INFORMATION PROVIDED »
==============================
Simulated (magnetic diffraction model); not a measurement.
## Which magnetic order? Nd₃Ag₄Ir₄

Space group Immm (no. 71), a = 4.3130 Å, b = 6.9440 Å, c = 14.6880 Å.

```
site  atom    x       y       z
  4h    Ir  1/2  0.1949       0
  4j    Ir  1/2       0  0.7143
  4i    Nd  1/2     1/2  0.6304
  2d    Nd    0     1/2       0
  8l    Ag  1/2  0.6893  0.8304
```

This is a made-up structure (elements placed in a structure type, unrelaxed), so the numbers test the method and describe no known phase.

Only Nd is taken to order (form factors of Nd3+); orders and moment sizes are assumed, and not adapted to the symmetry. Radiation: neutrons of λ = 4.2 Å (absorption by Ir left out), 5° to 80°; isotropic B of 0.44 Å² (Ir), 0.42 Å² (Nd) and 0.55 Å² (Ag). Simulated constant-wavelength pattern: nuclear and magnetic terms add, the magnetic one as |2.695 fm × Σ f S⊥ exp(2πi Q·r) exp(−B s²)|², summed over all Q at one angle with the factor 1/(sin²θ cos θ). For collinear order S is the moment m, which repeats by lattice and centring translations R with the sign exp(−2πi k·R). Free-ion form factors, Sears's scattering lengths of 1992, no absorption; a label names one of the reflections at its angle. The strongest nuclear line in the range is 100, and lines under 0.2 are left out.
==============================

WORK ITEM » Every entry must be quoted exactly as it appears above.

ANSWER SPACE »
Simulated (magnetic diffraction model); not a measurement.
## Which magnetic order? Nd₃Ag₄Ir₄

Space group Immm (no. 71), a = 4.3130 Å, b = 6.9440 Å, c = 14.6880 Å.

```
site  atom    x       y       z
  4h    Ir  1/2  0.1949       0
  4j    Ir  1/2       0  0.7143
  4i    Nd  1/2     1/2  0.6304
  2d    Nd    0     1/2       0
  8l    Ag  1/2  0.6893  0.8304
```

This is a made-up structure (elements placed in a structure type, unrelaxed), so the numbers test the method and describe no known phase.

Only Nd is taken to order (form factors of Nd3+); orders and moment sizes are assumed, and not adapted to the symmetry. Radiation: neutrons of λ = 4.2 Å (absorption by Ir left out), 5° to 80°; isotropic B of 0.44 Å² (Ir), 0.42 Å² (Nd) and 0.55 Å² (Ag). Simulated constant-wavelength pattern: nuclear and magnetic terms add, the magnetic one as |2.695 fm × Σ f S⊥ exp(2πi Q·r) exp(−B s²)|², summed over all Q at one angle with the factor 1/(sin²θ cos θ). For collinear order S is the moment m, which repeats by lattice and centring translations R with the sign exp(−2πi k·R). Free-ion form factors, Sears's scattering lengths of 1992, no absorption; a label names one of the reflections at its angle. The strongest nuclear line in the range is 100, and lines under 0.2 are left out.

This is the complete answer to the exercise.